+-------+

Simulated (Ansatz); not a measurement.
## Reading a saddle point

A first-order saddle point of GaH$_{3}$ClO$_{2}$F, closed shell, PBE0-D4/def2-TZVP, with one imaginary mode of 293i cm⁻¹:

+-------+

Activity -> Would you mind giving all the records again exactly?

Written response ->
Simulated (Ansatz); not a measurement.
## Reading a saddle point

A first-order saddle point of GaH$_{3}$ClO$_{2}$F, closed shell, PBE0-D4/def2-TZVP, with one imaginary mode of 293i cm⁻¹:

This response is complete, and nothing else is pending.